* Brief: Please restate, word for word, the lines below that begin at the one with "to begin with**" and end at the one with "It takes space". Leave out all other lines.

* Data to examine:
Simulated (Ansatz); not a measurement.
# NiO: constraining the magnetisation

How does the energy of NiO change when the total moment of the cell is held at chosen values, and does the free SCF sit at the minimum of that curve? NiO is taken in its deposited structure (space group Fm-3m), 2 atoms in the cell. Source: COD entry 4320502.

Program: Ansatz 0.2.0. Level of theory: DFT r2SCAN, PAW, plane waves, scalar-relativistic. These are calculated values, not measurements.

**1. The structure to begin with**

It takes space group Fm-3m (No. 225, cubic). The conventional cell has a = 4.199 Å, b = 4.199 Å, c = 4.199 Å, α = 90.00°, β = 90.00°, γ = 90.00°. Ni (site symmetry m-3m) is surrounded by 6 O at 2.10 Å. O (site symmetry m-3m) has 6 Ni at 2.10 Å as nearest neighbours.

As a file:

* Answer space:
**1. The structure to begin with**

It takes space group Fm-3m (No. 225, cubic). The conventional cell has a = 4.199 Å, b = 4.199 Å, c = 4.199 Å, α = 90.00°, β = 90.00°, γ = 90.00°. Ni (site symmetry m-3m) is surrounded by 6 O at 2.10 Å. O (site symmetry m-3m) has 6 Ni at 2.10 Å as nearest neighbours.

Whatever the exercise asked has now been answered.